▶ _Given entries_
================================
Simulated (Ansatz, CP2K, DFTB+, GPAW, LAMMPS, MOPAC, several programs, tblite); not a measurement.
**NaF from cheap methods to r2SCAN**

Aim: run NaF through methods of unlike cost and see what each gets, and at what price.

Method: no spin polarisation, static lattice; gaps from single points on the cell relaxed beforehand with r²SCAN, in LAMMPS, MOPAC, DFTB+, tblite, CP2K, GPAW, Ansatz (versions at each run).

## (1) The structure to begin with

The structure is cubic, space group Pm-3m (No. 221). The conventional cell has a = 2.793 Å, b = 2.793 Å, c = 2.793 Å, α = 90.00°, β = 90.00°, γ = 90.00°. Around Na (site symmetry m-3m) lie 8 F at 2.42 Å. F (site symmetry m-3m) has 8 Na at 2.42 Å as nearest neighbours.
================================

▶ _Brief_
All of the records need to be returned exactly as they are.

▶ _Exercise response_
Simulated (Ansatz, CP2K, DFTB+, GPAW, LAMMPS, MOPAC, several programs, tblite); not a measurement.
**NaF from cheap methods to r2SCAN**

Aim: run NaF through methods of unlike cost and see what each gets, and at what price.

Method: no spin polarisation, static lattice; gaps from single points on the cell relaxed beforehand with r²SCAN, in LAMMPS, MOPAC, DFTB+, tblite, CP2K, GPAW, Ansatz (versions at each run).

## (1) The structure to begin with

The structure is cubic, space group Pm-3m (No. 221). The conventional cell has a = 2.793 Å, b = 2.793 Å, c = 2.793 Å, α = 90.00°, β = 90.00°, γ = 90.00°. Around Na (site symmetry m-3m) lie 8 F at 2.42 Å. F (site symmetry m-3m) has 8 Na at 2.42 Å as nearest neighbours.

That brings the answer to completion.